▶ **Data under study**
=-=-=
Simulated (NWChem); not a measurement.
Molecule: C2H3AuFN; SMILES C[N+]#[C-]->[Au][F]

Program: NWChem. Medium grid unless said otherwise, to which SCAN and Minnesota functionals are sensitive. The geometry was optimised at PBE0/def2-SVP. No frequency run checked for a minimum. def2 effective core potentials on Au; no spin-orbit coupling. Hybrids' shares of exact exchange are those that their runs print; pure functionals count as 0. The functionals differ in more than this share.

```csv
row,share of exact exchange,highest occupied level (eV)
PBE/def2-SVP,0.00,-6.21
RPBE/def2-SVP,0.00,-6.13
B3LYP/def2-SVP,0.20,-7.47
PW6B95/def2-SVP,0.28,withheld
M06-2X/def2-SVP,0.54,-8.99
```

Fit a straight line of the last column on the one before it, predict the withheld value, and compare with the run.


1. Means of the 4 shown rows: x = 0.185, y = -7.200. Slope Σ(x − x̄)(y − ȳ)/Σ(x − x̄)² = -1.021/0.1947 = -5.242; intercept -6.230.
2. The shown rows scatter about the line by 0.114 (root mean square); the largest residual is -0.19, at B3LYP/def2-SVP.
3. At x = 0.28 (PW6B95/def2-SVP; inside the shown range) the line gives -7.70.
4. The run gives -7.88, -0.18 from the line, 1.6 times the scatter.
=-=-=

▶ **Work item**
Working from the material above, retype exactly the lines from the one with "Program: NWChem. Medium" through the one with "Fit a straight", both included, and only those lines.

▶ **Task answer**
Program: NWChem. Medium grid unless said otherwise, to which SCAN and Minnesota functionals are sensitive. The geometry was optimised at PBE0/def2-SVP. No frequency run checked for a minimum. def2 effective core potentials on Au; no spin-orbit coupling. Hybrids' shares of exact exchange are those that their runs print; pure functionals count as 0. The functionals differ in more than this share.

```csv
row,share of exact exchange,highest occupied level (eV)
PBE/def2-SVP,0.00,-6.21
RPBE/def2-SVP,0.00,-6.13
B3LYP/def2-SVP,0.20,-7.47
PW6B95/def2-SVP,0.28,withheld
M06-2X/def2-SVP,0.54,-8.99
```

Fit a straight line of the last column on the one before it, predict the withheld value, and compare with the run.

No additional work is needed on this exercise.